━━━ Supplied material

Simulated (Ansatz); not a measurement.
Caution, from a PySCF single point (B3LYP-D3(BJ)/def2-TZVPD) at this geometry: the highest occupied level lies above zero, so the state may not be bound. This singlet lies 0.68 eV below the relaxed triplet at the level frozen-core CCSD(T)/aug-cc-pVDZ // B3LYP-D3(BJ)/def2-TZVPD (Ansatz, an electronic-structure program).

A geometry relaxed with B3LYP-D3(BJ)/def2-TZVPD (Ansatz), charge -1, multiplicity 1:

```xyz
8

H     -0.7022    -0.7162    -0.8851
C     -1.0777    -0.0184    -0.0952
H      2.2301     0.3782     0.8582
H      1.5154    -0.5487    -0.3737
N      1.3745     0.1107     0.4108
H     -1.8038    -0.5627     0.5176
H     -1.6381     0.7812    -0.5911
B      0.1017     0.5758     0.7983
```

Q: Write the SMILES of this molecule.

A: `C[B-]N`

━━━━━━

■ **Activity**:
Scan the listing above for the line that has "A geometry relaxed", then copy exactly from that line through the line that has "Q: Write the SMILES of this molecule.".

■ **Written answer**:
A geometry relaxed with B3LYP-D3(BJ)/def2-TZVPD (Ansatz), charge -1, multiplicity 1:

```xyz
8

H     -0.7022    -0.7162    -0.8851
C     -1.0777    -0.0184    -0.0952
H      2.2301     0.3782     0.8582
H      1.5154    -0.5487    -0.3737
N      1.3745     0.1107     0.4108
H     -1.8038    -0.5627     0.5176
H     -1.6381     0.7812    -0.5911
B      0.1017     0.5758     0.7983
```

Q: Write the SMILES of this molecule.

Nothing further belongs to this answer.